** Work order **
Only the lines from the start of the entries through the line with "0.000 | 0.300 |" are wanted; please output them exactly.

** Data section **
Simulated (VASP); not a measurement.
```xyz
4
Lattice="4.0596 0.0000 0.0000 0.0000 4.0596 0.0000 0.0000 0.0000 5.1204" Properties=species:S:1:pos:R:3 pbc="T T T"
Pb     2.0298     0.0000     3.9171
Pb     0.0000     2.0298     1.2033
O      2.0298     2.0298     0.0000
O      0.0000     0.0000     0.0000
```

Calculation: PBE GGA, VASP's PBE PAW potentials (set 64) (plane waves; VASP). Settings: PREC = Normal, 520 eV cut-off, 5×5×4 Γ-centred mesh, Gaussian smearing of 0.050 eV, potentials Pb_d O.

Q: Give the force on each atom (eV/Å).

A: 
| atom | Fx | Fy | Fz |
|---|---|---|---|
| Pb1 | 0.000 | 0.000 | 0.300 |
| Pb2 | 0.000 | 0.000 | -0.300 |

** Task response **
Simulated (VASP); not a measurement.
```xyz
4
Lattice="4.0596 0.0000 0.0000 0.0000 4.0596 0.0000 0.0000 0.0000 5.1204" Properties=species:S:1:pos:R:3 pbc="T T T"
Pb     2.0298     0.0000     3.9171
Pb     0.0000     2.0298     1.2033
O      2.0298     2.0298     0.0000
O      0.0000     0.0000     0.0000
```

Calculation: PBE GGA, VASP's PBE PAW potentials (set 64) (plane waves; VASP). Settings: PREC = Normal, 520 eV cut-off, 5×5×4 Γ-centred mesh, Gaussian smearing of 0.050 eV, potentials Pb_d O.

Q: Give the force on each atom (eV/Å).

A: 
| atom | Fx | Fy | Fz |
|---|---|---|---|
| Pb1 | 0.000 | 0.000 | 0.300 |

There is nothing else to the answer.